Excerpted data Block Start

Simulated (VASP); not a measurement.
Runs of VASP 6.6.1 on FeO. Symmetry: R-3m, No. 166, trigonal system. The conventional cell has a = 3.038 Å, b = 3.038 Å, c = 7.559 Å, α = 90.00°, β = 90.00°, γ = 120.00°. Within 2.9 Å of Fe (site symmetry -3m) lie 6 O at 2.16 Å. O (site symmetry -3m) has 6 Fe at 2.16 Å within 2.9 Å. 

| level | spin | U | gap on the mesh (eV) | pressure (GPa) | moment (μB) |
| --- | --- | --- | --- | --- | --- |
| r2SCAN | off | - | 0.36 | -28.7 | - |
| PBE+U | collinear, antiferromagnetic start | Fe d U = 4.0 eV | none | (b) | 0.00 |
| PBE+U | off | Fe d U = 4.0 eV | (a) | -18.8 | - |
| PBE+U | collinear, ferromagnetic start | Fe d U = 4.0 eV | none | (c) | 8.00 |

Excerpted data Block End

Activity
Each line from the top of the listing down to and including the one containing "eV | (a) | -18.8 | - |" should be transcribed exactly; nothing else is to be output.

Exercise response
Simulated (VASP); not a measurement.
Runs of VASP 6.6.1 on FeO. Symmetry: R-3m, No. 166, trigonal system. The conventional cell has a = 3.038 Å, b = 3.038 Å, c = 7.559 Å, α = 90.00°, β = 90.00°, γ = 120.00°. Within 2.9 Å of Fe (site symmetry -3m) lie 6 O at 2.16 Å. O (site symmetry -3m) has 6 Fe at 2.16 Å within 2.9 Å. 

| level | spin | U | gap on the mesh (eV) | pressure (GPa) | moment (μB) |
| --- | --- | --- | --- | --- | --- |
| r2SCAN | off | - | 0.36 | -28.7 | - |
| PBE+U | collinear, antiferromagnetic start | Fe d U = 4.0 eV | none | (b) | 0.00 |
| PBE+U | off | Fe d U = 4.0 eV | (a) | -18.8 | - |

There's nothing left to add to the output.